=== Entries shown ===
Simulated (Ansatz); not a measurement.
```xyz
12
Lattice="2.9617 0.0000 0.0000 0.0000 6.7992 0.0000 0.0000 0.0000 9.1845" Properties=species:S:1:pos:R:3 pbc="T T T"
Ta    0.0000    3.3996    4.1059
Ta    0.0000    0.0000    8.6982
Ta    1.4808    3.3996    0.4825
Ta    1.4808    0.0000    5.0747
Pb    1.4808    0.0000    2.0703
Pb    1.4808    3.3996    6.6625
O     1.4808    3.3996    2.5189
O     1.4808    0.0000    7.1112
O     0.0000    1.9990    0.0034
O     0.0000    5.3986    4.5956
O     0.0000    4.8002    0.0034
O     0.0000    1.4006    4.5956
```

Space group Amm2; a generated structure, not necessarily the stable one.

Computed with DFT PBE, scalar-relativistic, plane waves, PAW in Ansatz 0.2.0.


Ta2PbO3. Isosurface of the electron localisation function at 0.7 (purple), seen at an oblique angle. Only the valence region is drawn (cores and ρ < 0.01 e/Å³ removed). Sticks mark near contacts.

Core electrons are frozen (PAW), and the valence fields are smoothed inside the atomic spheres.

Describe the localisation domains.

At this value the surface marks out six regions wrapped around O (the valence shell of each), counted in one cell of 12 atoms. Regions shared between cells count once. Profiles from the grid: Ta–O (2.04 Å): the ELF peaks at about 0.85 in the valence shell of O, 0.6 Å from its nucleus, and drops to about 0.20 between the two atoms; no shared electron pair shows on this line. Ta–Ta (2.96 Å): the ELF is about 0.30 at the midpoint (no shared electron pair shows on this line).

=== Assignment ===
Return exactly, and only, the lines from the start of the listing through the line with "Describe the localisation domains.".

=== Task response ===
Simulated (Ansatz); not a measurement.
```xyz
12
Lattice="2.9617 0.0000 0.0000 0.0000 6.7992 0.0000 0.0000 0.0000 9.1845" Properties=species:S:1:pos:R:3 pbc="T T T"
Ta    0.0000    3.3996    4.1059
Ta    0.0000    0.0000    8.6982
Ta    1.4808    3.3996    0.4825
Ta    1.4808    0.0000    5.0747
Pb    1.4808    0.0000    2.0703
Pb    1.4808    3.3996    6.6625
O     1.4808    3.3996    2.5189
O     1.4808    0.0000    7.1112
O     0.0000    1.9990    0.0034
O     0.0000    5.3986    4.5956
O     0.0000    4.8002    0.0034
O     0.0000    1.4006    4.5956
```

Space group Amm2; a generated structure, not necessarily the stable one.

Computed with DFT PBE, scalar-relativistic, plane waves, PAW in Ansatz 0.2.0.


Ta2PbO3. Isosurface of the electron localisation function at 0.7 (purple), seen at an oblique angle. Only the valence region is drawn (cores and ρ < 0.01 e/Å³ removed). Sticks mark near contacts.

Core electrons are frozen (PAW), and the valence fields are smoothed inside the atomic spheres.

Describe the localisation domains.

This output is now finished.